§ **Work order**: Set down all of the entries precisely as they were written.

--

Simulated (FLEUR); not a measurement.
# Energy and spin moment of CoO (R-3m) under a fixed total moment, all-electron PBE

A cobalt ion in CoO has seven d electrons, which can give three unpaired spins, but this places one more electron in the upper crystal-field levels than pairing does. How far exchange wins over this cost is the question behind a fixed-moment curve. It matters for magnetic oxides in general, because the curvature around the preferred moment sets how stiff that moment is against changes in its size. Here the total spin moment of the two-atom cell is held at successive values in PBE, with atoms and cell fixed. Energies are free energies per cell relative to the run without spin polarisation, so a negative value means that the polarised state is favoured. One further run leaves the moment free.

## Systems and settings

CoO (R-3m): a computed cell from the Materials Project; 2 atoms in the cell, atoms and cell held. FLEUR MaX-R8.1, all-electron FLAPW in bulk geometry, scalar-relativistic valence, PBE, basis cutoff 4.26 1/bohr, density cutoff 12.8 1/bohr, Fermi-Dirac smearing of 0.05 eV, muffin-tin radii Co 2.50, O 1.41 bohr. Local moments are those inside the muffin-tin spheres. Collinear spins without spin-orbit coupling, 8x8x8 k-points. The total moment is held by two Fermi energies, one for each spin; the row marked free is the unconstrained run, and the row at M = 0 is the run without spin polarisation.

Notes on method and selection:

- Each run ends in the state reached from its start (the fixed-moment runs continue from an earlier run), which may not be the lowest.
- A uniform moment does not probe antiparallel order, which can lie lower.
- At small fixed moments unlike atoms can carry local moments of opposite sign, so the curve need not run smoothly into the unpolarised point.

--

§ **Written reply**:
Simulated (FLEUR); not a measurement.
# Energy and spin moment of CoO (R-3m) under a fixed total moment, all-electron PBE

A cobalt ion in CoO has seven d electrons, which can give three unpaired spins, but this places one more electron in the upper crystal-field levels than pairing does. How far exchange wins over this cost is the question behind a fixed-moment curve. It matters for magnetic oxides in general, because the curvature around the preferred moment sets how stiff that moment is against changes in its size. Here the total spin moment of the two-atom cell is held at successive values in PBE, with atoms and cell fixed. Energies are free energies per cell relative to the run without spin polarisation, so a negative value means that the polarised state is favoured. One further run leaves the moment free.

## Systems and settings

CoO (R-3m): a computed cell from the Materials Project; 2 atoms in the cell, atoms and cell held. FLEUR MaX-R8.1, all-electron FLAPW in bulk geometry, scalar-relativistic valence, PBE, basis cutoff 4.26 1/bohr, density cutoff 12.8 1/bohr, Fermi-Dirac smearing of 0.05 eV, muffin-tin radii Co 2.50, O 1.41 bohr. Local moments are those inside the muffin-tin spheres. Collinear spins without spin-orbit coupling, 8x8x8 k-points. The total moment is held by two Fermi energies, one for each spin; the row marked free is the unconstrained run, and the row at M = 0 is the run without spin polarisation.

Notes on method and selection:

- Each run ends in the state reached from its start (the fixed-moment runs continue from an earlier run), which may not be the lowest.
- A uniform moment does not probe antiparallel order, which can lie lower.
- At small fixed moments unlike atoms can carry local moments of opposite sign, so the curve need not run smoothly into the unpolarised point.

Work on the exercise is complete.